* SUPPLIED DATA
'''
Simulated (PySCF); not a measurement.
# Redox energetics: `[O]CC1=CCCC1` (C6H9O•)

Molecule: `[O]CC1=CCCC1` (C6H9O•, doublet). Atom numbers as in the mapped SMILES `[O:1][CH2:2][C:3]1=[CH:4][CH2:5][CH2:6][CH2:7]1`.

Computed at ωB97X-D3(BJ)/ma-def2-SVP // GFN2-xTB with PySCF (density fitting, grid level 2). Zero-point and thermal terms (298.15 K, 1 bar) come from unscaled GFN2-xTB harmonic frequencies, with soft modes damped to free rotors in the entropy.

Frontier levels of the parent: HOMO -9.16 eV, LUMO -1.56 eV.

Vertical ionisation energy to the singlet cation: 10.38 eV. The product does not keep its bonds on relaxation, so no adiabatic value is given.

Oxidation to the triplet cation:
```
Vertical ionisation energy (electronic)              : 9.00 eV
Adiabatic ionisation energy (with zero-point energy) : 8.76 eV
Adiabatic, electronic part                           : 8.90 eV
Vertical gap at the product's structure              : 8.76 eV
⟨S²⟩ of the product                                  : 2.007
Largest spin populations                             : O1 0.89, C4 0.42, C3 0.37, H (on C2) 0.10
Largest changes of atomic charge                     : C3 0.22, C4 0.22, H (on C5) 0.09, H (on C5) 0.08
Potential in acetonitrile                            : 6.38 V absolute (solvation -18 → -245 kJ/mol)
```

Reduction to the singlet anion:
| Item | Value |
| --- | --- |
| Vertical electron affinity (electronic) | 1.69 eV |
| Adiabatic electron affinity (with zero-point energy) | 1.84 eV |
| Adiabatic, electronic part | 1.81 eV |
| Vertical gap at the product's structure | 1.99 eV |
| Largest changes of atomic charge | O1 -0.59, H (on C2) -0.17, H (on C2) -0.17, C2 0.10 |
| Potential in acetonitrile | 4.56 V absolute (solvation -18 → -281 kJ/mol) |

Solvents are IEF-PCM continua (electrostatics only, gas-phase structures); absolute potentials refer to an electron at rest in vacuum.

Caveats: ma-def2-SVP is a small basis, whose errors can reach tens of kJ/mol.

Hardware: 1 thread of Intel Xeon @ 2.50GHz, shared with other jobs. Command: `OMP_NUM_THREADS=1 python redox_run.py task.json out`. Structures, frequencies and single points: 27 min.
'''

* ASSIGNED TASK
Please reproduce, exactly as they appear above, the lines from the line containing "Computed at ωB97X-D3(BJ)/ma-def2-SVP" up to and including the line containing "structure | 1.99 eV |".

* TASK RESULT
Computed at ωB97X-D3(BJ)/ma-def2-SVP // GFN2-xTB with PySCF (density fitting, grid level 2). Zero-point and thermal terms (298.15 K, 1 bar) come from unscaled GFN2-xTB harmonic frequencies, with soft modes damped to free rotors in the entropy.

Frontier levels of the parent: HOMO -9.16 eV, LUMO -1.56 eV.

Vertical ionisation energy to the singlet cation: 10.38 eV. The product does not keep its bonds on relaxation, so no adiabatic value is given.

Oxidation to the triplet cation:
```
Vertical ionisation energy (electronic)              : 9.00 eV
Adiabatic ionisation energy (with zero-point energy) : 8.76 eV
Adiabatic, electronic part                           : 8.90 eV
Vertical gap at the product's structure              : 8.76 eV
⟨S²⟩ of the product                                  : 2.007
Largest spin populations                             : O1 0.89, C4 0.42, C3 0.37, H (on C2) 0.10
Largest changes of atomic charge                     : C3 0.22, C4 0.22, H (on C5) 0.09, H (on C5) 0.08
Potential in acetonitrile                            : 6.38 V absolute (solvation -18 → -245 kJ/mol)
```

Reduction to the singlet anion:
| Item | Value |
| --- | --- |
| Vertical electron affinity (electronic) | 1.69 eV |
| Adiabatic electron affinity (with zero-point energy) | 1.84 eV |
| Adiabatic, electronic part | 1.81 eV |
| Vertical gap at the product's structure | 1.99 eV |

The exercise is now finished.